[Listed entries]
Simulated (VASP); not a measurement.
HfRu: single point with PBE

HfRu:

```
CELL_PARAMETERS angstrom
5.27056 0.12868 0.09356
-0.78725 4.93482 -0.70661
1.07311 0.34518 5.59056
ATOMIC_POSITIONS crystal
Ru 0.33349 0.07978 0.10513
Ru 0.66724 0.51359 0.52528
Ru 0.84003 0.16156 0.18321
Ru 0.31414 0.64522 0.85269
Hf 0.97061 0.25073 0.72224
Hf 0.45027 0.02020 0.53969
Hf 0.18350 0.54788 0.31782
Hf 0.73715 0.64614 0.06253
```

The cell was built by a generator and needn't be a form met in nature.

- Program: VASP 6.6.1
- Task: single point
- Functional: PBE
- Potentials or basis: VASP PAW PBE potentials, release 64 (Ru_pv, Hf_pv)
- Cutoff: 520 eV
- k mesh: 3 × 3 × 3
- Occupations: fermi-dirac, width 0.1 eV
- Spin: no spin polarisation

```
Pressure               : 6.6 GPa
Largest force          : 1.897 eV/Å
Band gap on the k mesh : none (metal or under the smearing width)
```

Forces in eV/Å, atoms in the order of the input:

[Assignment]
Emit, unaltered, the lines from the top of the listing down through the line that holds "- Cutoff: 520 eV"; emit nothing else.

[Reply]
Simulated (VASP); not a measurement.
HfRu: single point with PBE

HfRu:

```
CELL_PARAMETERS angstrom
5.27056 0.12868 0.09356
-0.78725 4.93482 -0.70661
1.07311 0.34518 5.59056
ATOMIC_POSITIONS crystal
Ru 0.33349 0.07978 0.10513
Ru 0.66724 0.51359 0.52528
Ru 0.84003 0.16156 0.18321
Ru 0.31414 0.64522 0.85269
Hf 0.97061 0.25073 0.72224
Hf 0.45027 0.02020 0.53969
Hf 0.18350 0.54788 0.31782
Hf 0.73715 0.64614 0.06253
```

The cell was built by a generator and needn't be a form met in nature.

- Program: VASP 6.6.1
- Task: single point
- Functional: PBE
- Potentials or basis: VASP PAW PBE potentials, release 64 (Ru_pv, Hf_pv)
- Cutoff: 520 eV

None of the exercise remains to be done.